PROVIDED MATERIAL =>
◇ ◇ ◇ ◇
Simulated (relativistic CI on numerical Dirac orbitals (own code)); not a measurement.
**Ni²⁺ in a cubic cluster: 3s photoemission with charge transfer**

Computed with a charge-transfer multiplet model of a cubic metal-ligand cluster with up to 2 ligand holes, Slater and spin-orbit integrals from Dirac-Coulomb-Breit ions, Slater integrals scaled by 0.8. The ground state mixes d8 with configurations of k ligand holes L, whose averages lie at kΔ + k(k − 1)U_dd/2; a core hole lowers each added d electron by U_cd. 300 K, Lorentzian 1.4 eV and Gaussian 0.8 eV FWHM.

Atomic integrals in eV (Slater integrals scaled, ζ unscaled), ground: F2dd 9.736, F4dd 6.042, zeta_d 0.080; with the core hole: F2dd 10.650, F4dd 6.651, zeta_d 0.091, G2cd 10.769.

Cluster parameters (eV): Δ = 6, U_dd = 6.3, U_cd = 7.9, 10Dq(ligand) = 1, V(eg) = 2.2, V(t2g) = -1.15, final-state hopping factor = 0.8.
◇ ◇ ◇ ◇

REQUIRED ACTION =>
Set down every entry again, exactly as written.

TASK RESULT =>
Simulated (relativistic CI on numerical Dirac orbitals (own code)); not a measurement.
**Ni²⁺ in a cubic cluster: 3s photoemission with charge transfer**

Computed with a charge-transfer multiplet model of a cubic metal-ligand cluster with up to 2 ligand holes, Slater and spin-orbit integrals from Dirac-Coulomb-Breit ions, Slater integrals scaled by 0.8. The ground state mixes d8 with configurations of k ligand holes L, whose averages lie at kΔ + k(k − 1)U_dd/2; a core hole lowers each added d electron by U_cd. 300 K, Lorentzian 1.4 eV and Gaussian 0.8 eV FWHM.

Atomic integrals in eV (Slater integrals scaled, ζ unscaled), ground: F2dd 9.736, F4dd 6.042, zeta_d 0.080; with the core hole: F2dd 10.650, F4dd 6.651, zeta_d 0.091, G2cd 10.769.

Cluster parameters (eV): Δ = 6, U_dd = 6.3, U_cd = 7.9, 10Dq(ligand) = 1, V(eg) = 2.2, V(t2g) = -1.15, final-state hopping factor = 0.8.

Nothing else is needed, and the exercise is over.